**Supplied records**
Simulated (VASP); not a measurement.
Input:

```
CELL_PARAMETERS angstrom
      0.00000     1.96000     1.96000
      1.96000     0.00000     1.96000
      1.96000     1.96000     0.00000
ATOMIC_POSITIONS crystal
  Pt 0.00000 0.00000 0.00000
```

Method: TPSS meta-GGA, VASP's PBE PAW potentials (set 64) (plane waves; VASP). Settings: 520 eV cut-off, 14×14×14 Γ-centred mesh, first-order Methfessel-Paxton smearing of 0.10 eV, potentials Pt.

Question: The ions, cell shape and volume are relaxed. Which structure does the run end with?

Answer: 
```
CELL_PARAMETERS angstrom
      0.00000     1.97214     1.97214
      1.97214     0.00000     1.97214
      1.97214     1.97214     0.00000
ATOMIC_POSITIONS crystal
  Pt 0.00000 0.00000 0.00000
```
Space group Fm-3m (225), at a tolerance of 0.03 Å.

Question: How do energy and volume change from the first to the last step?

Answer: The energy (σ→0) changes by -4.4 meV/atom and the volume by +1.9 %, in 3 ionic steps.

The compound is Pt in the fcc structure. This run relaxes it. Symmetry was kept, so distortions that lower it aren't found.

**Requirement**
Each line in the entries above, starting at the line with "Question: How do" and ending at the line with "Answer: The energy", is to be printed exactly, and only those lines.

**Answer space**
Question: How do energy and volume change from the first to the last step?

Answer: The energy (σ→0) changes by -4.4 meV/atom and the volume by +1.9 %, in 3 ionic steps.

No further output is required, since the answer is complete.